Work item:
Please return every line of the listing. Keep each one exact.

Data listing:
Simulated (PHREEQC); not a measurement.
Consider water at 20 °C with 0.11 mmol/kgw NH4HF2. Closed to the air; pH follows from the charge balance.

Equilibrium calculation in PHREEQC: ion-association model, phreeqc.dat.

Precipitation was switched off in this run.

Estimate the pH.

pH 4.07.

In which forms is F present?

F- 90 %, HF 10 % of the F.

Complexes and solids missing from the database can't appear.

Answer box:
Simulated (PHREEQC); not a measurement.
Consider water at 20 °C with 0.11 mmol/kgw NH4HF2. Closed to the air; pH follows from the charge balance.

Equilibrium calculation in PHREEQC: ion-association model, phreeqc.dat.

Precipitation was switched off in this run.

Estimate the pH.

pH 4.07.

In which forms is F present?

F- 90 %, HF 10 % of the F.

Complexes and solids missing from the database can't appear.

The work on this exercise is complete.